Work item:
Please repeat the records below exactly, from the first line through the line containing "The device is", and nothing more.

Supplied data:
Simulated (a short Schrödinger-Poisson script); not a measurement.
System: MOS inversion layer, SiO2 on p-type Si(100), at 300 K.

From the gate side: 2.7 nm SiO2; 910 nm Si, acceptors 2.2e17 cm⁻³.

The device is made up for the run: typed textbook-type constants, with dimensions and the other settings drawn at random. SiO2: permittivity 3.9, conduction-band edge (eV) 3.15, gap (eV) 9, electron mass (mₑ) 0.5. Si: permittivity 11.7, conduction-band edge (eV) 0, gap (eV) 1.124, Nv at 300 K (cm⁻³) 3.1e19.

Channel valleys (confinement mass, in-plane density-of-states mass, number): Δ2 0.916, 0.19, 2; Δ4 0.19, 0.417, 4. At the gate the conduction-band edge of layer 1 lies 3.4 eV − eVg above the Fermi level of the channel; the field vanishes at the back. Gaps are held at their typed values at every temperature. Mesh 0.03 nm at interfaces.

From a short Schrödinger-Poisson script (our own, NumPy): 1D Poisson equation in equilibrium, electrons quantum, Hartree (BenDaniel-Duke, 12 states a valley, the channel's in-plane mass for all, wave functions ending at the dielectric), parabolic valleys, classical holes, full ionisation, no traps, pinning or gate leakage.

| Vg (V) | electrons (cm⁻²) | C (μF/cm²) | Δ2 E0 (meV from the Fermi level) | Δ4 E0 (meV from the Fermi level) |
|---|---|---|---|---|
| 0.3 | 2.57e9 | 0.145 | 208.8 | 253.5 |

Exercise output:
Simulated (a short Schrödinger-Poisson script); not a measurement.
System: MOS inversion layer, SiO2 on p-type Si(100), at 300 K.

From the gate side: 2.7 nm SiO2; 910 nm Si, acceptors 2.2e17 cm⁻³.

The device is made up for the run: typed textbook-type constants, with dimensions and the other settings drawn at random. SiO2: permittivity 3.9, conduction-band edge (eV) 3.15, gap (eV) 9, electron mass (mₑ) 0.5. Si: permittivity 11.7, conduction-band edge (eV) 0, gap (eV) 1.124, Nv at 300 K (cm⁻³) 3.1e19.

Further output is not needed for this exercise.